» **Work request**:
Look below for the line holding "Alike in both" and the line holding "Ansatz 0.2.0 |". Transcribe exactly those lines and all lines between them, nothing more.

⁂

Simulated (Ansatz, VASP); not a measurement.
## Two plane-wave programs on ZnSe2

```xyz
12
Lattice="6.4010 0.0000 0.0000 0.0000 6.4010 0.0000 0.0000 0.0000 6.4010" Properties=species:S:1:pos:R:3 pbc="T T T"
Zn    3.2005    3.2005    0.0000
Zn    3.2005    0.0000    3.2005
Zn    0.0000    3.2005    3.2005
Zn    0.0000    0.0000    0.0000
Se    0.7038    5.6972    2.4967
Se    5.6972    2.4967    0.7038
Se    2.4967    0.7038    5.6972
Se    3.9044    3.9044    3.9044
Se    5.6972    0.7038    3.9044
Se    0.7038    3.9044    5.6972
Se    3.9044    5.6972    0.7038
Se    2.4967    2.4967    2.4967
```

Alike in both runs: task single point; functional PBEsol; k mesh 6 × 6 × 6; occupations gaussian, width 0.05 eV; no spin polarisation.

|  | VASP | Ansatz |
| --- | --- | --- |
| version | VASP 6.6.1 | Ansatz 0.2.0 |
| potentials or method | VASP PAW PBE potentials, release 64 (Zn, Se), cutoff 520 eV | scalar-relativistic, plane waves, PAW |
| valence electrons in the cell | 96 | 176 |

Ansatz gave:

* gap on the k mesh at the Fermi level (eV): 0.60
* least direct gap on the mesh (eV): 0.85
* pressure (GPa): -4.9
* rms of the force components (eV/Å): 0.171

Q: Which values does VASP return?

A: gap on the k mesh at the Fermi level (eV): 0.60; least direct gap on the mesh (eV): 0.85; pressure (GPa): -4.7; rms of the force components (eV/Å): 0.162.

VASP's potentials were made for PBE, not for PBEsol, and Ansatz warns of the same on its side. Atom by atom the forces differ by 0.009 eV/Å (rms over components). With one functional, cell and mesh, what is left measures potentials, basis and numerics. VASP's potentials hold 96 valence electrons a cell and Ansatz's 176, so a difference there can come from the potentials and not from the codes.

⁂

» **Result**:
Alike in both runs: task single point; functional PBEsol; k mesh 6 × 6 × 6; occupations gaussian, width 0.05 eV; no spin polarisation.

|  | VASP | Ansatz |
| --- | --- | --- |
| version | VASP 6.6.1 | Ansatz 0.2.0 |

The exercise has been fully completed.